• **Work order**: Every line of the material must be copied exactly.

- Opening Delimiter -
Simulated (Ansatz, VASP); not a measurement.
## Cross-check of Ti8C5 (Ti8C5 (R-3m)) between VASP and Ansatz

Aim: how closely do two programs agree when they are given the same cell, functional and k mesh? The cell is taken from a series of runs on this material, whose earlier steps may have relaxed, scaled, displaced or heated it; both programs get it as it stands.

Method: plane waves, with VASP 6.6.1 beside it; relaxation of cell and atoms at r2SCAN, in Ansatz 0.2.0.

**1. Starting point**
- Closing Delimiter -

• **Answer section**:
Simulated (Ansatz, VASP); not a measurement.
## Cross-check of Ti8C5 (Ti8C5 (R-3m)) between VASP and Ansatz

Aim: how closely do two programs agree when they are given the same cell, functional and k mesh? The cell is taken from a series of runs on this material, whose earlier steps may have relaxed, scaled, displaced or heated it; both programs get it as it stands.

Method: plane waves, with VASP 6.6.1 beside it; relaxation of cell and atoms at r2SCAN, in Ansatz 0.2.0.

**1. Starting point**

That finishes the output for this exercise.